__Data extract__
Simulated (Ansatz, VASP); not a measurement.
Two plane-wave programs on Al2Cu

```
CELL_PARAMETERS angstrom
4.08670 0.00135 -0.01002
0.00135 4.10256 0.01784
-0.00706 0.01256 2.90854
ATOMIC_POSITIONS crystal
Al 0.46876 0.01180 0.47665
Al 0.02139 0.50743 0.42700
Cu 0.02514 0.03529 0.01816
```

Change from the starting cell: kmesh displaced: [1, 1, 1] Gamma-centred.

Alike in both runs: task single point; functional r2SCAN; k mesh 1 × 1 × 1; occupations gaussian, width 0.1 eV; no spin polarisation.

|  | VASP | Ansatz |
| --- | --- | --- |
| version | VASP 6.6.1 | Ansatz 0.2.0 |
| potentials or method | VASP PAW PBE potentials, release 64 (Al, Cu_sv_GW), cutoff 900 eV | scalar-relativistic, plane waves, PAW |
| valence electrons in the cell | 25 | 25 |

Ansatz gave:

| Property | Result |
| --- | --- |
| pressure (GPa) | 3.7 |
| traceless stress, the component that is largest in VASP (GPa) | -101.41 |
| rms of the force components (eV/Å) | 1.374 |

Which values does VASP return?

__Task item__
Beginning with the very first line of the material, please return exactly each line down to and including the one with "(eV/Å) | 1.374 |".

__Exercise response__
Simulated (Ansatz, VASP); not a measurement.
Two plane-wave programs on Al2Cu

```
CELL_PARAMETERS angstrom
4.08670 0.00135 -0.01002
0.00135 4.10256 0.01784
-0.00706 0.01256 2.90854
ATOMIC_POSITIONS crystal
Al 0.46876 0.01180 0.47665
Al 0.02139 0.50743 0.42700
Cu 0.02514 0.03529 0.01816
```

Change from the starting cell: kmesh displaced: [1, 1, 1] Gamma-centred.

Alike in both runs: task single point; functional r2SCAN; k mesh 1 × 1 × 1; occupations gaussian, width 0.1 eV; no spin polarisation.

|  | VASP | Ansatz |
| --- | --- | --- |
| version | VASP 6.6.1 | Ansatz 0.2.0 |
| potentials or method | VASP PAW PBE potentials, release 64 (Al, Cu_sv_GW), cutoff 900 eV | scalar-relativistic, plane waves, PAW |
| valence electrons in the cell | 25 | 25 |

Ansatz gave:

| Property | Result |
| --- | --- |
| pressure (GPa) | 3.7 |
| traceless stress, the component that is largest in VASP (GPa) | -101.41 |
| rms of the force components (eV/Å) | 1.374 |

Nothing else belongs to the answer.